_Required action_. The output should be the records themselves, given again exactly.

_Information supplied_.
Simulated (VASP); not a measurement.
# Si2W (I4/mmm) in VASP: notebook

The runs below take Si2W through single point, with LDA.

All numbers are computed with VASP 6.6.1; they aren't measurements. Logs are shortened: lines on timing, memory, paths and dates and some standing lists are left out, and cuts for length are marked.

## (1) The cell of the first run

_Your response_.
Simulated (VASP); not a measurement.
# Si2W (I4/mmm) in VASP: notebook

The runs below take Si2W through single point, with LDA.

All numbers are computed with VASP 6.6.1; they aren't measurements. Logs are shortened: lines on timing, memory, paths and dates and some standing lists are left out, and cuts for length are marked.

## (1) The cell of the first run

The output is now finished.